→ REQUIRED ACTION
Could you reproduce all of the entries below without a single change?

[MATERIAL SUPPLIED]

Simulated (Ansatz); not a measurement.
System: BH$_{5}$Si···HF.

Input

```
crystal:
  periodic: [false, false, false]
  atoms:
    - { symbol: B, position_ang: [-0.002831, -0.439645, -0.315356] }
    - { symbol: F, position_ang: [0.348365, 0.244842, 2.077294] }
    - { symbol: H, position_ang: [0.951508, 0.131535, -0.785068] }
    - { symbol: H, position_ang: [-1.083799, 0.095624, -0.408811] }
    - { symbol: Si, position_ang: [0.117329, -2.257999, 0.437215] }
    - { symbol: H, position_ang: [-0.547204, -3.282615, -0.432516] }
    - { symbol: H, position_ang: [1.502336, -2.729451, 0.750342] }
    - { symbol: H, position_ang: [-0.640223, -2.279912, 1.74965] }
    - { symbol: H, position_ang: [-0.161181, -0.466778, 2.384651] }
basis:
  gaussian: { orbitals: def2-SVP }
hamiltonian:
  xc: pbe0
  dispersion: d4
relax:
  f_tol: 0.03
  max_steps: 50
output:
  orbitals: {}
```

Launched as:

[/MATERIAL SUPPLIED]

→ WRITTEN RESPONSE
Simulated (Ansatz); not a measurement.
System: BH$_{5}$Si···HF.

Input

```
crystal:
  periodic: [false, false, false]
  atoms:
    - { symbol: B, position_ang: [-0.002831, -0.439645, -0.315356] }
    - { symbol: F, position_ang: [0.348365, 0.244842, 2.077294] }
    - { symbol: H, position_ang: [0.951508, 0.131535, -0.785068] }
    - { symbol: H, position_ang: [-1.083799, 0.095624, -0.408811] }
    - { symbol: Si, position_ang: [0.117329, -2.257999, 0.437215] }
    - { symbol: H, position_ang: [-0.547204, -3.282615, -0.432516] }
    - { symbol: H, position_ang: [1.502336, -2.729451, 0.750342] }
    - { symbol: H, position_ang: [-0.640223, -2.279912, 1.74965] }
    - { symbol: H, position_ang: [-0.161181, -0.466778, 2.384651] }
basis:
  gaussian: { orbitals: def2-SVP }
hamiltonian:
  xc: pbe0
  dispersion: d4
relax:
  f_tol: 0.03
  max_steps: 50
output:
  orbitals: {}
```

Launched as:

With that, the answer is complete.